▶ _EXTRACTED ENTRIES_:
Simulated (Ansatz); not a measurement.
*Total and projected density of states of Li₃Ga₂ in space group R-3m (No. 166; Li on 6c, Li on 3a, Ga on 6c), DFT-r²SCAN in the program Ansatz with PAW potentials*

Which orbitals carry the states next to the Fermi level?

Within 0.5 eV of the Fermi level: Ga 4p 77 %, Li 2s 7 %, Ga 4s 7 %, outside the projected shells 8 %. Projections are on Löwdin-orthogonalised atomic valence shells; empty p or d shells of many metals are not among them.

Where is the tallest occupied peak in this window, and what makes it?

▶ _REQUIREMENT_: The entire listing must be repeated without a single change.

▶ _YOUR SOLUTION_:
Simulated (Ansatz); not a measurement.
*Total and projected density of states of Li₃Ga₂ in space group R-3m (No. 166; Li on 6c, Li on 3a, Ga on 6c), DFT-r²SCAN in the program Ansatz with PAW potentials*

Which orbitals carry the states next to the Fermi level?

Within 0.5 eV of the Fermi level: Ga 4p 77 %, Li 2s 7 %, Ga 4s 7 %, outside the projected shells 8 %. Projections are on Löwdin-orthogonalised atomic valence shells; empty p or d shells of many metals are not among them.

Where is the tallest occupied peak in this window, and what makes it?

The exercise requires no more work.